EXERCISE DATA:
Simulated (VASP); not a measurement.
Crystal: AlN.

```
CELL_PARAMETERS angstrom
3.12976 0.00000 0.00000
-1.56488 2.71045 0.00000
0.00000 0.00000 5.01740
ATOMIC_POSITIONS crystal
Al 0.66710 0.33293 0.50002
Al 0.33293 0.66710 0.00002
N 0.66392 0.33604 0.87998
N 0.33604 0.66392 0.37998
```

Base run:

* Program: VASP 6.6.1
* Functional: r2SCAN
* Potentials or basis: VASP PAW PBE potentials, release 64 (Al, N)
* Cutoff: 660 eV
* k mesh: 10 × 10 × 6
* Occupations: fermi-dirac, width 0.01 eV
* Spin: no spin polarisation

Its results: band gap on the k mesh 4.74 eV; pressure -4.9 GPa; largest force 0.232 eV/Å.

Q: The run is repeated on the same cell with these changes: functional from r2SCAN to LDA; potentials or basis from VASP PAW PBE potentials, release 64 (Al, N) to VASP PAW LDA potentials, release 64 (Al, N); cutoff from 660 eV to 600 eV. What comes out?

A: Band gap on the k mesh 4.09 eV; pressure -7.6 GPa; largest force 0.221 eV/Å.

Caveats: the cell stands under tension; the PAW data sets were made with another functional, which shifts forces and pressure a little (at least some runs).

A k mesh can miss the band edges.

WORK ITEM:
Precisely reproduce the lines of the entries, beginning at the first and ending at the one containing "Caveats: the cell". Add nothing.

TASK ANSWER:
Simulated (VASP); not a measurement.
Crystal: AlN.

```
CELL_PARAMETERS angstrom
3.12976 0.00000 0.00000
-1.56488 2.71045 0.00000
0.00000 0.00000 5.01740
ATOMIC_POSITIONS crystal
Al 0.66710 0.33293 0.50002
Al 0.33293 0.66710 0.00002
N 0.66392 0.33604 0.87998
N 0.33604 0.66392 0.37998
```

Base run:

* Program: VASP 6.6.1
* Functional: r2SCAN
* Potentials or basis: VASP PAW PBE potentials, release 64 (Al, N)
* Cutoff: 660 eV
* k mesh: 10 × 10 × 6
* Occupations: fermi-dirac, width 0.01 eV
* Spin: no spin polarisation

Its results: band gap on the k mesh 4.74 eV; pressure -4.9 GPa; largest force 0.232 eV/Å.

Q: The run is repeated on the same cell with these changes: functional from r2SCAN to LDA; potentials or basis from VASP PAW PBE potentials, release 64 (Al, N) to VASP PAW LDA potentials, release 64 (Al, N); cutoff from 660 eV to 600 eV. What comes out?

A: Band gap on the k mesh 4.09 eV; pressure -7.6 GPa; largest force 0.221 eV/Å.

Caveats: the cell stands under tension; the PAW data sets were made with another functional, which shifts forces and pressure a little (at least some runs).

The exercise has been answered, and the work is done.